> **Available data**
#####
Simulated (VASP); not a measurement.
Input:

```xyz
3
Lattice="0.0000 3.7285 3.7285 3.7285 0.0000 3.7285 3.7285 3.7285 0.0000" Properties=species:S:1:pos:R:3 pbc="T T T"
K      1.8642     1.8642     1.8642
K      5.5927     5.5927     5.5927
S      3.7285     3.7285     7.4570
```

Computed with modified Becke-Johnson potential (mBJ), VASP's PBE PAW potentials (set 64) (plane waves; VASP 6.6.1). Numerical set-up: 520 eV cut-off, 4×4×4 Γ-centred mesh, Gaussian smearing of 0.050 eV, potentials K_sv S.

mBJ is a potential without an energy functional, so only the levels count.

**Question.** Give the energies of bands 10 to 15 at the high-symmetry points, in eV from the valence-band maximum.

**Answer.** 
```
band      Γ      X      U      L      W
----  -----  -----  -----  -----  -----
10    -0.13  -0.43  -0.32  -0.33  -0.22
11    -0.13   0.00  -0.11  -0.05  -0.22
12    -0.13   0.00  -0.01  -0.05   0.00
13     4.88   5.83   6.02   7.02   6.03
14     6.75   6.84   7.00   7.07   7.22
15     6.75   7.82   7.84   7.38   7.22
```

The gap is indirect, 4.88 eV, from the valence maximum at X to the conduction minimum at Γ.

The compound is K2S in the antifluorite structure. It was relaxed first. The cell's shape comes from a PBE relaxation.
#####

Your reply must reproduce all records above exactly.

> **Exercise result**
Simulated (VASP); not a measurement.
Input:

```xyz
3
Lattice="0.0000 3.7285 3.7285 3.7285 0.0000 3.7285 3.7285 3.7285 0.0000" Properties=species:S:1:pos:R:3 pbc="T T T"
K      1.8642     1.8642     1.8642
K      5.5927     5.5927     5.5927
S      3.7285     3.7285     7.4570
```

Computed with modified Becke-Johnson potential (mBJ), VASP's PBE PAW potentials (set 64) (plane waves; VASP 6.6.1). Numerical set-up: 520 eV cut-off, 4×4×4 Γ-centred mesh, Gaussian smearing of 0.050 eV, potentials K_sv S.

mBJ is a potential without an energy functional, so only the levels count.

**Question.** Give the energies of bands 10 to 15 at the high-symmetry points, in eV from the valence-band maximum.

**Answer.** 
```
band      Γ      X      U      L      W
----  -----  -----  -----  -----  -----
10    -0.13  -0.43  -0.32  -0.33  -0.22
11    -0.13   0.00  -0.11  -0.05  -0.22
12    -0.13   0.00  -0.01  -0.05   0.00
13     4.88   5.83   6.02   7.02   6.03
14     6.75   6.84   7.00   7.07   7.22
15     6.75   7.82   7.84   7.38   7.22
```

The gap is indirect, 4.88 eV, from the valence maximum at X to the conduction minimum at Γ.

The compound is K2S in the antifluorite structure. It was relaxed first. The cell's shape comes from a PBE relaxation.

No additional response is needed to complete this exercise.